Work request
Return verbatim every line from the first line of the data below to the line that contains "0.17 | 17 s |", inclusive, and no further.

Extracted data
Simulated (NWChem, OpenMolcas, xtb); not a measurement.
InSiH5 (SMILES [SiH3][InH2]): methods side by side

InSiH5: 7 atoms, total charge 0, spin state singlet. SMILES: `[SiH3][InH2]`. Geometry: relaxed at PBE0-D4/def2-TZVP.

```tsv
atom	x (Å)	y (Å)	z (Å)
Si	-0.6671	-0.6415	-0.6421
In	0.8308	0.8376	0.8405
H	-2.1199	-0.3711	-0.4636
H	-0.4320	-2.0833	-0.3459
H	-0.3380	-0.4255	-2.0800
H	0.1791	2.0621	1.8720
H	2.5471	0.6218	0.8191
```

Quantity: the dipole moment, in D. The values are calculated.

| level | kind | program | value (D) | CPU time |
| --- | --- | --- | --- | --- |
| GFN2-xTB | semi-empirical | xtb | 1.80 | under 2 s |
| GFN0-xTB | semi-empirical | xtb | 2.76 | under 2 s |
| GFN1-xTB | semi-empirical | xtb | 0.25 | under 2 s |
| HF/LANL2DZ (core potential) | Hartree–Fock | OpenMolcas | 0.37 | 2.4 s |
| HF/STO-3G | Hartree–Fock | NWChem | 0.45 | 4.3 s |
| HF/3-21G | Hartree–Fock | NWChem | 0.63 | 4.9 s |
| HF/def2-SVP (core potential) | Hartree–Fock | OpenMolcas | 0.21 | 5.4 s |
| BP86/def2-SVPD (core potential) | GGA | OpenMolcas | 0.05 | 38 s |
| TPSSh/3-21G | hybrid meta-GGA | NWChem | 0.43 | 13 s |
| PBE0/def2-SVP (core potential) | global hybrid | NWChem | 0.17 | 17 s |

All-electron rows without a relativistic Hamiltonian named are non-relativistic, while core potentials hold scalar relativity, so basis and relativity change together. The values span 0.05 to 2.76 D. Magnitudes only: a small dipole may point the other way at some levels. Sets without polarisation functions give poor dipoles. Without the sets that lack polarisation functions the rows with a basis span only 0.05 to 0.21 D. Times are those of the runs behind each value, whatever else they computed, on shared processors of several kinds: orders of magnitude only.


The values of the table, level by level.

Exercise solution
Simulated (NWChem, OpenMolcas, xtb); not a measurement.
InSiH5 (SMILES [SiH3][InH2]): methods side by side

InSiH5: 7 atoms, total charge 0, spin state singlet. SMILES: `[SiH3][InH2]`. Geometry: relaxed at PBE0-D4/def2-TZVP.

```tsv
atom	x (Å)	y (Å)	z (Å)
Si	-0.6671	-0.6415	-0.6421
In	0.8308	0.8376	0.8405
H	-2.1199	-0.3711	-0.4636
H	-0.4320	-2.0833	-0.3459
H	-0.3380	-0.4255	-2.0800
H	0.1791	2.0621	1.8720
H	2.5471	0.6218	0.8191
```

Quantity: the dipole moment, in D. The values are calculated.

| level | kind | program | value (D) | CPU time |
| --- | --- | --- | --- | --- |
| GFN2-xTB | semi-empirical | xtb | 1.80 | under 2 s |
| GFN0-xTB | semi-empirical | xtb | 2.76 | under 2 s |
| GFN1-xTB | semi-empirical | xtb | 0.25 | under 2 s |
| HF/LANL2DZ (core potential) | Hartree–Fock | OpenMolcas | 0.37 | 2.4 s |
| HF/STO-3G | Hartree–Fock | NWChem | 0.45 | 4.3 s |
| HF/3-21G | Hartree–Fock | NWChem | 0.63 | 4.9 s |
| HF/def2-SVP (core potential) | Hartree–Fock | OpenMolcas | 0.21 | 5.4 s |
| BP86/def2-SVPD (core potential) | GGA | OpenMolcas | 0.05 | 38 s |
| TPSSh/3-21G | hybrid meta-GGA | NWChem | 0.43 | 13 s |
| PBE0/def2-SVP (core potential) | global hybrid | NWChem | 0.17 | 17 s |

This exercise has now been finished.